:: ASSIGNMENT ::
Every entry must appear in the answer exactly as written.

:: EXTRACTED ENTRIES ::

* * * * * * *

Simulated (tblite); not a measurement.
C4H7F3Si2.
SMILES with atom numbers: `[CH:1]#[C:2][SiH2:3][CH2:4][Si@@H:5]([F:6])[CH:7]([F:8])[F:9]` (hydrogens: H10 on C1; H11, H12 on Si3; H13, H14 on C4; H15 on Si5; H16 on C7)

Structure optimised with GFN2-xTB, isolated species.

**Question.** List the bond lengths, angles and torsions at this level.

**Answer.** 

* * * * * * *

:: RESPONSE ::
Simulated (tblite); not a measurement.
C4H7F3Si2.
SMILES with atom numbers: `[CH:1]#[C:2][SiH2:3][CH2:4][Si@@H:5]([F:6])[CH:7]([F:8])[F:9]` (hydrogens: H10 on C1; H11, H12 on Si3; H13, H14 on C4; H15 on Si5; H16 on C7)

Structure optimised with GFN2-xTB, isolated species.

**Question.** List the bond lengths, angles and torsions at this level.

**Answer.** 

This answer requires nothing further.